■ Excerpted data:
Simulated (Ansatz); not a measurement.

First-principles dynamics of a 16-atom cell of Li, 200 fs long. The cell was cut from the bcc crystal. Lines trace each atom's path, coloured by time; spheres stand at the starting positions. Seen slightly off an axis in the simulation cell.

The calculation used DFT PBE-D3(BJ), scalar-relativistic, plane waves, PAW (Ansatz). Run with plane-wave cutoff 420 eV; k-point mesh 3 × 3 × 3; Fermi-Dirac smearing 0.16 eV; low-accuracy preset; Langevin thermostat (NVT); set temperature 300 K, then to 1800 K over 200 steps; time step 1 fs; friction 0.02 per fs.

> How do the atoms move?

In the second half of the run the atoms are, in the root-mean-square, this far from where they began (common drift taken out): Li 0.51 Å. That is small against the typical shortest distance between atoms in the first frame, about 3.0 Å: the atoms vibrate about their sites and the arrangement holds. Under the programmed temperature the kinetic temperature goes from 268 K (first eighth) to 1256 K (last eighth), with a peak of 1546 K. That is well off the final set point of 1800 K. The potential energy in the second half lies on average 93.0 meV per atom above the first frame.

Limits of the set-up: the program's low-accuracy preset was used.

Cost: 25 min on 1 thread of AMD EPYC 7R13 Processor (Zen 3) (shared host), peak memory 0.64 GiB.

■ Requirement: Output each line of the records above exactly, beginning at the first, and stop once the line containing "the atoms move?" has been output.

■ Exercise result:
Simulated (Ansatz); not a measurement.

First-principles dynamics of a 16-atom cell of Li, 200 fs long. The cell was cut from the bcc crystal. Lines trace each atom's path, coloured by time; spheres stand at the starting positions. Seen slightly off an axis in the simulation cell.

The calculation used DFT PBE-D3(BJ), scalar-relativistic, plane waves, PAW (Ansatz). Run with plane-wave cutoff 420 eV; k-point mesh 3 × 3 × 3; Fermi-Dirac smearing 0.16 eV; low-accuracy preset; Langevin thermostat (NVT); set temperature 300 K, then to 1800 K over 200 steps; time step 1 fs; friction 0.02 per fs.

> How do the atoms move?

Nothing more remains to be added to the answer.